****************************************

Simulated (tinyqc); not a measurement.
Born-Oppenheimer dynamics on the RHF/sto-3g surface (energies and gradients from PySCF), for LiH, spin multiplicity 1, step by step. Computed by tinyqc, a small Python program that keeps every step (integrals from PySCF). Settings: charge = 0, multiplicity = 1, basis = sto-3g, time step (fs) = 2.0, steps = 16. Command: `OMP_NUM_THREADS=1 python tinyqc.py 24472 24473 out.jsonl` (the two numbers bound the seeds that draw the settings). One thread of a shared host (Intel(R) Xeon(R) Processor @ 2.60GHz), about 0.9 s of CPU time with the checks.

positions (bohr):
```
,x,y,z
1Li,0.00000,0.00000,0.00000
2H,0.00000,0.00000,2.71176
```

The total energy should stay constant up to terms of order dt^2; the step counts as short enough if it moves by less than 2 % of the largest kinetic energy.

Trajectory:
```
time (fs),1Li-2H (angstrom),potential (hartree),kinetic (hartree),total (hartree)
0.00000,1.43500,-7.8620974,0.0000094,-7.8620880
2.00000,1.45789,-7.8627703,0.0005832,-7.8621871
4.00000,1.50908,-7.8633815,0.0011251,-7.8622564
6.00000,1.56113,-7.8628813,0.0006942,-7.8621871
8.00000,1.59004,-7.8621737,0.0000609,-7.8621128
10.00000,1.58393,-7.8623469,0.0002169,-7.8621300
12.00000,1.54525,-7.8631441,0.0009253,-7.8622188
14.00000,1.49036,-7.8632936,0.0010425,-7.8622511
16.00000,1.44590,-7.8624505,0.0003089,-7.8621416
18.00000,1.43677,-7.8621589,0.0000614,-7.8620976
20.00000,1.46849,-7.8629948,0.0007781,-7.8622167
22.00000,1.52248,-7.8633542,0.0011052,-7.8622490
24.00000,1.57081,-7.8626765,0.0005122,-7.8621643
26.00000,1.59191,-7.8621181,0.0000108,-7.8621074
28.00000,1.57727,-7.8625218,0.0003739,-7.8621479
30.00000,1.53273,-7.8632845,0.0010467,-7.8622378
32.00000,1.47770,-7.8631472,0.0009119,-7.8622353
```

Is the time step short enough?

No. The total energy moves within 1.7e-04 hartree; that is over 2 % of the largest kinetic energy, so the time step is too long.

****************************************

- EXERCISE -
Set down exactly the lines from the opening line of the material through the line in which "Is the time step short enough?" occurs, both included, and no other lines.

- WRITTEN RESPONSE -
Simulated (tinyqc); not a measurement.
Born-Oppenheimer dynamics on the RHF/sto-3g surface (energies and gradients from PySCF), for LiH, spin multiplicity 1, step by step. Computed by tinyqc, a small Python program that keeps every step (integrals from PySCF). Settings: charge = 0, multiplicity = 1, basis = sto-3g, time step (fs) = 2.0, steps = 16. Command: `OMP_NUM_THREADS=1 python tinyqc.py 24472 24473 out.jsonl` (the two numbers bound the seeds that draw the settings). One thread of a shared host (Intel(R) Xeon(R) Processor @ 2.60GHz), about 0.9 s of CPU time with the checks.

positions (bohr):
```
,x,y,z
1Li,0.00000,0.00000,0.00000
2H,0.00000,0.00000,2.71176
```

The total energy should stay constant up to terms of order dt^2; the step counts as short enough if it moves by less than 2 % of the largest kinetic energy.

Trajectory:
```
time (fs),1Li-2H (angstrom),potential (hartree),kinetic (hartree),total (hartree)
0.00000,1.43500,-7.8620974,0.0000094,-7.8620880
2.00000,1.45789,-7.8627703,0.0005832,-7.8621871
4.00000,1.50908,-7.8633815,0.0011251,-7.8622564
6.00000,1.56113,-7.8628813,0.0006942,-7.8621871
8.00000,1.59004,-7.8621737,0.0000609,-7.8621128
10.00000,1.58393,-7.8623469,0.0002169,-7.8621300
12.00000,1.54525,-7.8631441,0.0009253,-7.8622188
14.00000,1.49036,-7.8632936,0.0010425,-7.8622511
16.00000,1.44590,-7.8624505,0.0003089,-7.8621416
18.00000,1.43677,-7.8621589,0.0000614,-7.8620976
20.00000,1.46849,-7.8629948,0.0007781,-7.8622167
22.00000,1.52248,-7.8633542,0.0011052,-7.8622490
24.00000,1.57081,-7.8626765,0.0005122,-7.8621643
26.00000,1.59191,-7.8621181,0.0000108,-7.8621074
28.00000,1.57727,-7.8625218,0.0003739,-7.8621479
30.00000,1.53273,-7.8632845,0.0010467,-7.8622378
32.00000,1.47770,-7.8631472,0.0009119,-7.8622353
```

Is the time step short enough?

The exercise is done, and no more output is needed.